**DATASET EXTRACT:**
= Beginning of Section =

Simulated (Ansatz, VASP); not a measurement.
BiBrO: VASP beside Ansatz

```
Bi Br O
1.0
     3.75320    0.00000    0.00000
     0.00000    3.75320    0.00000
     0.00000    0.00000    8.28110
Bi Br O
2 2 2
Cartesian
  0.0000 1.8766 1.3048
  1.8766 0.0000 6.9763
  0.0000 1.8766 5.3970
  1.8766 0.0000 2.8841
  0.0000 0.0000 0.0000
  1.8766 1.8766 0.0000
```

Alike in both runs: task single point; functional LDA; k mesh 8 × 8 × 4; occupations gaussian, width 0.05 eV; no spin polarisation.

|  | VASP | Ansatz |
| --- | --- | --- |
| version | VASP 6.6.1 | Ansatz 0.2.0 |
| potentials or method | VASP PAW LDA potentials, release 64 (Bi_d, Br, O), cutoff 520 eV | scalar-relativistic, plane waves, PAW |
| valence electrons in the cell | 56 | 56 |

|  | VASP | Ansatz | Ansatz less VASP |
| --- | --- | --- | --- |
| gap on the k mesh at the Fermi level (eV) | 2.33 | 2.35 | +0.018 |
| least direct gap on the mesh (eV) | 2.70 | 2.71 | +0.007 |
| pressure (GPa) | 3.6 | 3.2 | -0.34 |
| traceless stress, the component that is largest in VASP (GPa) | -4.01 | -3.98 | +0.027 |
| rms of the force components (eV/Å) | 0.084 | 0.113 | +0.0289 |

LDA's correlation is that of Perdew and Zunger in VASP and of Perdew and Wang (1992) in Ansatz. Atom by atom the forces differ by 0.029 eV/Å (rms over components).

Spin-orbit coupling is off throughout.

= End of Section =

**EXERCISE:**
Looking at the entries above, can you reproduce exactly the lines from the one that holds "2.71 | +0.007 |" through the one that holds "LDA's correlation is", and only those?

**EXERCISE SOLUTION:**
| least direct gap on the mesh (eV) | 2.70 | 2.71 | +0.007 |
| pressure (GPa) | 3.6 | 3.2 | -0.34 |
| traceless stress, the component that is largest in VASP (GPa) | -4.01 | -3.98 | +0.027 |
| rms of the force components (eV/Å) | 0.084 | 0.113 | +0.0289 |

LDA's correlation is that of Perdew and Zunger in VASP and of Perdew and Wang (1992) in Ansatz. Atom by atom the forces differ by 0.029 eV/Å (rms over components).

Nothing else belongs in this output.